Content starts
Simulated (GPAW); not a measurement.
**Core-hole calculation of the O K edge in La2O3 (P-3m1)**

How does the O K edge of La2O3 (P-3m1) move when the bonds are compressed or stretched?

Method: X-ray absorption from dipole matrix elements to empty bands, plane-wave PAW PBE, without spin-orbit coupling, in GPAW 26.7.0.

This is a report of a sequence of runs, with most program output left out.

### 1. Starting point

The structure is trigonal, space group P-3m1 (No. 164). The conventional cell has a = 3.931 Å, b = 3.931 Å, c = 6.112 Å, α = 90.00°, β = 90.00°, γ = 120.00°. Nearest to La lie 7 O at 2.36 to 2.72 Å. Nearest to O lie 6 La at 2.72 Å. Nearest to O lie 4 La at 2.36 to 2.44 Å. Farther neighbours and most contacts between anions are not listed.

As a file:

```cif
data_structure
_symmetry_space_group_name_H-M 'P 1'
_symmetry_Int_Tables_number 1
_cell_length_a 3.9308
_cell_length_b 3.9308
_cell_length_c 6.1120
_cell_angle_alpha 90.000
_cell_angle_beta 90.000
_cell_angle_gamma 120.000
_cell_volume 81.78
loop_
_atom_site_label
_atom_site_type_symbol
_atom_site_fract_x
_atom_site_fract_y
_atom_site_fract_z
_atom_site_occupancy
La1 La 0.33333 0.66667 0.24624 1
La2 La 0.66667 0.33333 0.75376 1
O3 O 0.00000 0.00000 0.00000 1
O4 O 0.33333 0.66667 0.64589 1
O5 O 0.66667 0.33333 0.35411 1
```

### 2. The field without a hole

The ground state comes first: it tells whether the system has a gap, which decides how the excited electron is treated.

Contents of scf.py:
Content ends

**Action item:** From the first line of the listing above through the line that contains "### 1. Starting point", set down each line without alteration, and nothing else.

**Answer area:**
Simulated (GPAW); not a measurement.
**Core-hole calculation of the O K edge in La2O3 (P-3m1)**

How does the O K edge of La2O3 (P-3m1) move when the bonds are compressed or stretched?

Method: X-ray absorption from dipole matrix elements to empty bands, plane-wave PAW PBE, without spin-orbit coupling, in GPAW 26.7.0.

This is a report of a sequence of runs, with most program output left out.

### 1. Starting point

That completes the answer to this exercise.